DATA LISTING:
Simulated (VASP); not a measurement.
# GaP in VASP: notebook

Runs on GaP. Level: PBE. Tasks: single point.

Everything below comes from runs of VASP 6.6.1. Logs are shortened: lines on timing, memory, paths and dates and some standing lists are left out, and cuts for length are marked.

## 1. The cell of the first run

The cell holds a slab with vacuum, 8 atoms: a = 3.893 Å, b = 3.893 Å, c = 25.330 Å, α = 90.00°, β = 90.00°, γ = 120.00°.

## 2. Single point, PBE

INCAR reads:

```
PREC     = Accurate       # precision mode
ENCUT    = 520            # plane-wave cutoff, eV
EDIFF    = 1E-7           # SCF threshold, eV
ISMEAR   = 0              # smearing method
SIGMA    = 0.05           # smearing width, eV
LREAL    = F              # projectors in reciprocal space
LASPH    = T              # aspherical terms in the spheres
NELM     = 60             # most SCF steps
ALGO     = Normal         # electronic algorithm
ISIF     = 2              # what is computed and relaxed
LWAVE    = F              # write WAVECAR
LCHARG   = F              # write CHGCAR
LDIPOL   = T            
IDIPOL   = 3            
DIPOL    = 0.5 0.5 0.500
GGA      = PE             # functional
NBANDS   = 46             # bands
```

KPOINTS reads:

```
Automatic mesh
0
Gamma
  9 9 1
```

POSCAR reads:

EXERCISE:
Nothing past the line containing "Runs on GaP. Level: PBE. Tasks: single point." should be restated; transcribe the material exactly from its first line through that line.

TASK RESPONSE:
Simulated (VASP); not a measurement.
# GaP in VASP: notebook

Runs on GaP. Level: PBE. Tasks: single point.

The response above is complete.